* SUPPLIED ENTRIES:
►

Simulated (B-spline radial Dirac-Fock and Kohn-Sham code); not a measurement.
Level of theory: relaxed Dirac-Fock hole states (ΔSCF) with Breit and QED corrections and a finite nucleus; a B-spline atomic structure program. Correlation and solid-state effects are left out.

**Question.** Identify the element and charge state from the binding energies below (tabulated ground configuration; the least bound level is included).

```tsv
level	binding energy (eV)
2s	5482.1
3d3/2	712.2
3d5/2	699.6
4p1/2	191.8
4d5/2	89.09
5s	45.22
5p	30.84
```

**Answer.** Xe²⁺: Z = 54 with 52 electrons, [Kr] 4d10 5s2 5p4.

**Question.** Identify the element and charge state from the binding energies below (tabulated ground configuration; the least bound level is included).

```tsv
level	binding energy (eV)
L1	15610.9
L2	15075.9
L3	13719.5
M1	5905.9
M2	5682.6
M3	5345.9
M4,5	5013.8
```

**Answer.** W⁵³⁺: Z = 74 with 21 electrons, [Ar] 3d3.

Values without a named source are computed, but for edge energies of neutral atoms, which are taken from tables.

◄

* WORK REQUEST: The required output is the stretch of entries above from the line containing "4d10 5s2 5p4." through the line containing "electrons, [Ar] 3d3.", reproduced exactly.

* RESPONSE BOX:
**Answer.** Xe²⁺: Z = 54 with 52 electrons, [Kr] 4d10 5s2 5p4.

**Question.** Identify the element and charge state from the binding energies below (tabulated ground configuration; the least bound level is included).

```tsv
level	binding energy (eV)
L1	15610.9
L2	15075.9
L3	13719.5
M1	5905.9
M2	5682.6
M3	5345.9
M4,5	5013.8
```

**Answer.** W⁵³⁺: Z = 74 with 21 electrons, [Ar] 3d3.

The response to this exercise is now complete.